Available data:
-*-*-

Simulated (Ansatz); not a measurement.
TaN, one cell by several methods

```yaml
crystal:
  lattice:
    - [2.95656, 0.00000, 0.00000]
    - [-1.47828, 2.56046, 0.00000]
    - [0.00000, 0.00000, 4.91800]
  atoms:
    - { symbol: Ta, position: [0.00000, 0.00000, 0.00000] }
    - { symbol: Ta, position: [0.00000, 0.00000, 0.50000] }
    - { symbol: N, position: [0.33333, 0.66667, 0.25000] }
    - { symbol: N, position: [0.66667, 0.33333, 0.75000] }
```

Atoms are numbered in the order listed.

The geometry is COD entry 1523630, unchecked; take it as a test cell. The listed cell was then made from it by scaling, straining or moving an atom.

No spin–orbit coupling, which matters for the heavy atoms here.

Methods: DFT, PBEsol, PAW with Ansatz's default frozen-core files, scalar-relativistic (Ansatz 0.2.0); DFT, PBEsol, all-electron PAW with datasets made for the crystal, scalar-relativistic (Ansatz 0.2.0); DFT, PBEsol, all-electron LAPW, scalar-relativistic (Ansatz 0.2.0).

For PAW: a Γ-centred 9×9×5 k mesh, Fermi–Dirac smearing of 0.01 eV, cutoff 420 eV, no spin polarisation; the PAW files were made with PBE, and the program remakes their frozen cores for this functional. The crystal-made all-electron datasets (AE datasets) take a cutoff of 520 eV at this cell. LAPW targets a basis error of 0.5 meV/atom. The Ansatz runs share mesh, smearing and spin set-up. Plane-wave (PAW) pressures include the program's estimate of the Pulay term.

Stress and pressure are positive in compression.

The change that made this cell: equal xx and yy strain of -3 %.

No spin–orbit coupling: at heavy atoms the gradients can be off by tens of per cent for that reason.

-*-*-

Assignment:
Set down each record above without changing a single word.

Task response:
Simulated (Ansatz); not a measurement.
TaN, one cell by several methods

```yaml
crystal:
  lattice:
    - [2.95656, 0.00000, 0.00000]
    - [-1.47828, 2.56046, 0.00000]
    - [0.00000, 0.00000, 4.91800]
  atoms:
    - { symbol: Ta, position: [0.00000, 0.00000, 0.00000] }
    - { symbol: Ta, position: [0.00000, 0.00000, 0.50000] }
    - { symbol: N, position: [0.33333, 0.66667, 0.25000] }
    - { symbol: N, position: [0.66667, 0.33333, 0.75000] }
```

Atoms are numbered in the order listed.

The geometry is COD entry 1523630, unchecked; take it as a test cell. The listed cell was then made from it by scaling, straining or moving an atom.

No spin–orbit coupling, which matters for the heavy atoms here.

Methods: DFT, PBEsol, PAW with Ansatz's default frozen-core files, scalar-relativistic (Ansatz 0.2.0); DFT, PBEsol, all-electron PAW with datasets made for the crystal, scalar-relativistic (Ansatz 0.2.0); DFT, PBEsol, all-electron LAPW, scalar-relativistic (Ansatz 0.2.0).

For PAW: a Γ-centred 9×9×5 k mesh, Fermi–Dirac smearing of 0.01 eV, cutoff 420 eV, no spin polarisation; the PAW files were made with PBE, and the program remakes their frozen cores for this functional. The crystal-made all-electron datasets (AE datasets) take a cutoff of 520 eV at this cell. LAPW targets a basis error of 0.5 meV/atom. The Ansatz runs share mesh, smearing and spin set-up. Plane-wave (PAW) pressures include the program's estimate of the Pulay term.

Stress and pressure are positive in compression.

The change that made this cell: equal xx and yy strain of -3 %.

No spin–orbit coupling: at heavy atoms the gradients can be off by tens of per cent for that reason.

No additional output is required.